##########

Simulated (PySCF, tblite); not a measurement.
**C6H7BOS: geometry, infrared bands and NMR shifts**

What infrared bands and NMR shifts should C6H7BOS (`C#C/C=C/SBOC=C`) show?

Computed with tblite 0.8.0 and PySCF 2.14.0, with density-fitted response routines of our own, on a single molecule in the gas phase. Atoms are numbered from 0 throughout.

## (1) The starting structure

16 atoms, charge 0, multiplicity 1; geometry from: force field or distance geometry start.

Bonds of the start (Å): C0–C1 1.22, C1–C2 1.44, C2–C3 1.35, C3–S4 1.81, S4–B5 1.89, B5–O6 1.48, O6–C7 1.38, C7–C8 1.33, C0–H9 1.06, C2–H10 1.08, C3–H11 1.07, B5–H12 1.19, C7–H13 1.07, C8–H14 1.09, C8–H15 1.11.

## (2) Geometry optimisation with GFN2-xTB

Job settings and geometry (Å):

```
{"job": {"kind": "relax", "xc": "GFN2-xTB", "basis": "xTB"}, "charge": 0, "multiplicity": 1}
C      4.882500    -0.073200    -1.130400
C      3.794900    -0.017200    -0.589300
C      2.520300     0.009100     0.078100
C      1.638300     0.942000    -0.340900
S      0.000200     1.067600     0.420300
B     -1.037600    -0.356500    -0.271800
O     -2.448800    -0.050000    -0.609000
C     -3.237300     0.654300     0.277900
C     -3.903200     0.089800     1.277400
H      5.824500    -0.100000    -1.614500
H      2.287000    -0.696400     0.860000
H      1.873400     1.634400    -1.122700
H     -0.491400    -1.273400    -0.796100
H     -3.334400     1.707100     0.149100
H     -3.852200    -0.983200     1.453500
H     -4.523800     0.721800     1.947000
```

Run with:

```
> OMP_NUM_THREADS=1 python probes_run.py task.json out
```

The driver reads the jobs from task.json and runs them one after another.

##########

#### [Work request]
With the line holding "What infrared bands" as the first and the line holding "Bonds of the" as the last, set down that range of the entries above exactly, and nothing else.

#### [Expected answer]
What infrared bands and NMR shifts should C6H7BOS (`C#C/C=C/SBOC=C`) show?

Computed with tblite 0.8.0 and PySCF 2.14.0, with density-fitted response routines of our own, on a single molecule in the gas phase. Atoms are numbered from 0 throughout.

## (1) The starting structure

16 atoms, charge 0, multiplicity 1; geometry from: force field or distance geometry start.

Bonds of the start (Å): C0–C1 1.22, C1–C2 1.44, C2–C3 1.35, C3–S4 1.81, S4–B5 1.89, B5–O6 1.48, O6–C7 1.38, C7–C8 1.33, C0–H9 1.06, C2–H10 1.08, C3–H11 1.07, B5–H12 1.19, C7–H13 1.07, C8–H14 1.09, C8–H15 1.11.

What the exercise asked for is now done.